* [ASSIGNMENT]: Please restate the lines shown below exactly, every one of them.

*** Opening of DATASET ENTRIES ***

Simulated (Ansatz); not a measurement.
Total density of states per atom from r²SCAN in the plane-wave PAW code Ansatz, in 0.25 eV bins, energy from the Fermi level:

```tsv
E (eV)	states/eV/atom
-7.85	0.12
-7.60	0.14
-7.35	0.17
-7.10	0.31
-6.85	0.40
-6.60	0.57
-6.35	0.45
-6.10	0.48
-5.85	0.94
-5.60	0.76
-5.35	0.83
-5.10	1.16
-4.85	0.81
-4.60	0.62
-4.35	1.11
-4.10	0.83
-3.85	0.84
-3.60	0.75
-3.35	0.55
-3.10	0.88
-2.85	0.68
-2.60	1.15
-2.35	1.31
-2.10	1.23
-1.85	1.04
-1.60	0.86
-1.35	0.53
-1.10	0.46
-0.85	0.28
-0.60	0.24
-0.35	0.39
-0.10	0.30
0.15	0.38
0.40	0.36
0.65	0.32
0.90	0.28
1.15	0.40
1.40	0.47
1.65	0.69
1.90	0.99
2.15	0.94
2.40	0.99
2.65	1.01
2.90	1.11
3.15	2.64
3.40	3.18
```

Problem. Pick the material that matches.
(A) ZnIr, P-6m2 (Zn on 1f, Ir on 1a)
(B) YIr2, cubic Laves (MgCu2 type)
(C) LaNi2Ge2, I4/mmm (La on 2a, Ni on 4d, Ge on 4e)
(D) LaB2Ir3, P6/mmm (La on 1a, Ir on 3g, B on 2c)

*** Close of DATASET ENTRIES ***

* [TASK RESPONSE]:
Simulated (Ansatz); not a measurement.
Total density of states per atom from r²SCAN in the plane-wave PAW code Ansatz, in 0.25 eV bins, energy from the Fermi level:

```tsv
E (eV)	states/eV/atom
-7.85	0.12
-7.60	0.14
-7.35	0.17
-7.10	0.31
-6.85	0.40
-6.60	0.57
-6.35	0.45
-6.10	0.48
-5.85	0.94
-5.60	0.76
-5.35	0.83
-5.10	1.16
-4.85	0.81
-4.60	0.62
-4.35	1.11
-4.10	0.83
-3.85	0.84
-3.60	0.75
-3.35	0.55
-3.10	0.88
-2.85	0.68
-2.60	1.15
-2.35	1.31
-2.10	1.23
-1.85	1.04
-1.60	0.86
-1.35	0.53
-1.10	0.46
-0.85	0.28
-0.60	0.24
-0.35	0.39
-0.10	0.30
0.15	0.38
0.40	0.36
0.65	0.32
0.90	0.28
1.15	0.40
1.40	0.47
1.65	0.69
1.90	0.99
2.15	0.94
2.40	0.99
2.65	1.01
2.90	1.11
3.15	2.64
3.40	3.18
```

Problem. Pick the material that matches.
(A) ZnIr, P-6m2 (Zn on 1f, Ir on 1a)
(B) YIr2, cubic Laves (MgCu2 type)
(C) LaNi2Ge2, I4/mmm (La on 2a, Ni on 4d, Ge on 4e)
(D) LaB2Ir3, P6/mmm (La on 1a, Ir on 3g, B on 2c)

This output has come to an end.